Brief -> The response should be an exact repetition of all the entries.

Top of Provided information

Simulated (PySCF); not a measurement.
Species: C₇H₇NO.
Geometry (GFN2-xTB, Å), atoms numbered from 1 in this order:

Bottom of Provided information

Your response ->
Simulated (PySCF); not a measurement.
Species: C₇H₇NO.
Geometry (GFN2-xTB, Å), atoms numbered from 1 in this order:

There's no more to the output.